== Segment start ==

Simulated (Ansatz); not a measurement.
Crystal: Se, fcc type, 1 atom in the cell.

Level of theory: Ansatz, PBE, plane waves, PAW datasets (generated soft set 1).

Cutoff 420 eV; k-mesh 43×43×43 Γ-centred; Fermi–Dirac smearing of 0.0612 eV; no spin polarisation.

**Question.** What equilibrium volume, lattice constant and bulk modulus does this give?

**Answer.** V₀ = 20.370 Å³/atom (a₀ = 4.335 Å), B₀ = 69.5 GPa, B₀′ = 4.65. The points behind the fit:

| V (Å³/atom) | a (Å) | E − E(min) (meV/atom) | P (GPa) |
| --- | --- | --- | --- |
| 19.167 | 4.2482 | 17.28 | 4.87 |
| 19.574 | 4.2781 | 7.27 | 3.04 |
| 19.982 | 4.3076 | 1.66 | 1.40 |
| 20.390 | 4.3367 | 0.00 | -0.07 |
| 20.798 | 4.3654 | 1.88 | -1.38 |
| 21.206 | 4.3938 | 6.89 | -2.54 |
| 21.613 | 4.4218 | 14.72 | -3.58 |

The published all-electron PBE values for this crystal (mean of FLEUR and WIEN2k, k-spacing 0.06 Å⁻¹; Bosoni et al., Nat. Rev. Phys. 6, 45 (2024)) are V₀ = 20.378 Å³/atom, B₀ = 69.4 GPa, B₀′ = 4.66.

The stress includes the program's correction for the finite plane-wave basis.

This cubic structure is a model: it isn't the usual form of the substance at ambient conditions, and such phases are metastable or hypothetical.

== Segment end ==

**Brief**
Answer by repeating every line of the listing exactly.

**Response box**
Simulated (Ansatz); not a measurement.
Crystal: Se, fcc type, 1 atom in the cell.

Level of theory: Ansatz, PBE, plane waves, PAW datasets (generated soft set 1).

Cutoff 420 eV; k-mesh 43×43×43 Γ-centred; Fermi–Dirac smearing of 0.0612 eV; no spin polarisation.

**Question.** What equilibrium volume, lattice constant and bulk modulus does this give?

**Answer.** V₀ = 20.370 Å³/atom (a₀ = 4.335 Å), B₀ = 69.5 GPa, B₀′ = 4.65. The points behind the fit:

| V (Å³/atom) | a (Å) | E − E(min) (meV/atom) | P (GPa) |
| --- | --- | --- | --- |
| 19.167 | 4.2482 | 17.28 | 4.87 |
| 19.574 | 4.2781 | 7.27 | 3.04 |
| 19.982 | 4.3076 | 1.66 | 1.40 |
| 20.390 | 4.3367 | 0.00 | -0.07 |
| 20.798 | 4.3654 | 1.88 | -1.38 |
| 21.206 | 4.3938 | 6.89 | -2.54 |
| 21.613 | 4.4218 | 14.72 | -3.58 |

The published all-electron PBE values for this crystal (mean of FLEUR and WIEN2k, k-spacing 0.06 Å⁻¹; Bosoni et al., Nat. Rev. Phys. 6, 45 (2024)) are V₀ = 20.378 Å³/atom, B₀ = 69.4 GPa, B₀′ = 4.66.

The stress includes the program's correction for the finite plane-wave basis.

This cubic structure is a model: it isn't the usual form of the substance at ambient conditions, and such phases are metastable or hypothetical.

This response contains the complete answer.